### ACTION ITEM
A line containing "Alike in both" appears in the material below. Return exactly every line from the first through that one, and only those.

### EXTRACTED ENTRIES
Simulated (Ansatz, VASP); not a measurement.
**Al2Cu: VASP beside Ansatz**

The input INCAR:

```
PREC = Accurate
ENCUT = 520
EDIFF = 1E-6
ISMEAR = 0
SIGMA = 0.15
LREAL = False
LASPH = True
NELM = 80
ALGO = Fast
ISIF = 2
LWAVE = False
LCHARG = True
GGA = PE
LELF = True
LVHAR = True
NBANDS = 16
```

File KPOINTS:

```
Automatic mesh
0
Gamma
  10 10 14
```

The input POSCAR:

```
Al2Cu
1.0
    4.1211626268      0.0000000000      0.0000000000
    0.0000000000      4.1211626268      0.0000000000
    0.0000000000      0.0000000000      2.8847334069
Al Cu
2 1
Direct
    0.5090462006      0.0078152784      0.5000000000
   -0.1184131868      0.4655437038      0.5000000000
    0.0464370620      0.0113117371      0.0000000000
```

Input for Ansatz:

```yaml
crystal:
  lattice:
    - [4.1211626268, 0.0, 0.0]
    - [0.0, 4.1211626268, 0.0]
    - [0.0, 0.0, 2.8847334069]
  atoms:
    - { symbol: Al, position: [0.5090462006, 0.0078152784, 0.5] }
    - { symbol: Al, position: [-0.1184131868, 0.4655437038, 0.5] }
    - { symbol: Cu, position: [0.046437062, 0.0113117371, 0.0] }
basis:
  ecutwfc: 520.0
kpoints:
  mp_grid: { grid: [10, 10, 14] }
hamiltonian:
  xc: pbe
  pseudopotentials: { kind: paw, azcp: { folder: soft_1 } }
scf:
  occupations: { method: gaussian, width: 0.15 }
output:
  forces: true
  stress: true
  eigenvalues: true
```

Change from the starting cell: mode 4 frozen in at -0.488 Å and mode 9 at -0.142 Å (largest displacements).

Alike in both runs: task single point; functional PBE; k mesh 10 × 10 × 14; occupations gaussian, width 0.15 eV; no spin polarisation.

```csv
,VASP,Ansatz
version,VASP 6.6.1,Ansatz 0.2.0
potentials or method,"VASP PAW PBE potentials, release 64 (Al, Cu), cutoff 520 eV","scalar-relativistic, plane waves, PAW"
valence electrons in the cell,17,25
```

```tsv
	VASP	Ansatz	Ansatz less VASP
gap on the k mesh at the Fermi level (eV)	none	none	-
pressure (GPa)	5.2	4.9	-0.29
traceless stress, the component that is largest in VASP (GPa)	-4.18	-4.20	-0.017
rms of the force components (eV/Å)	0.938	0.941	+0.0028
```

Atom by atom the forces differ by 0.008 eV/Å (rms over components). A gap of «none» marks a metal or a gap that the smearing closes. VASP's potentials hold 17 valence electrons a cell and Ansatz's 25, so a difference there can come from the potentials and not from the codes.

### ANSWER AREA
Simulated (Ansatz, VASP); not a measurement.
**Al2Cu: VASP beside Ansatz**

The input INCAR:

```
PREC = Accurate
ENCUT = 520
EDIFF = 1E-6
ISMEAR = 0
SIGMA = 0.15
LREAL = False
LASPH = True
NELM = 80
ALGO = Fast
ISIF = 2
LWAVE = False
LCHARG = True
GGA = PE
LELF = True
LVHAR = True
NBANDS = 16
```

File KPOINTS:

```
Automatic mesh
0
Gamma
  10 10 14
```

The input POSCAR:

```
Al2Cu
1.0
    4.1211626268      0.0000000000      0.0000000000
    0.0000000000      4.1211626268      0.0000000000
    0.0000000000      0.0000000000      2.8847334069
Al Cu
2 1
Direct
    0.5090462006      0.0078152784      0.5000000000
   -0.1184131868      0.4655437038      0.5000000000
    0.0464370620      0.0113117371      0.0000000000
```

Input for Ansatz:

```yaml
crystal:
  lattice:
    - [4.1211626268, 0.0, 0.0]
    - [0.0, 4.1211626268, 0.0]
    - [0.0, 0.0, 2.8847334069]
  atoms:
    - { symbol: Al, position: [0.5090462006, 0.0078152784, 0.5] }
    - { symbol: Al, position: [-0.1184131868, 0.4655437038, 0.5] }
    - { symbol: Cu, position: [0.046437062, 0.0113117371, 0.0] }
basis:
  ecutwfc: 520.0
kpoints:
  mp_grid: { grid: [10, 10, 14] }
hamiltonian:
  xc: pbe
  pseudopotentials: { kind: paw, azcp: { folder: soft_1 } }
scf:
  occupations: { method: gaussian, width: 0.15 }
output:
  forces: true
  stress: true
  eigenvalues: true
```

Change from the starting cell: mode 4 frozen in at -0.488 Å and mode 9 at -0.142 Å (largest displacements).

Alike in both runs: task single point; functional PBE; k mesh 10 × 10 × 14; occupations gaussian, width 0.15 eV; no spin polarisation.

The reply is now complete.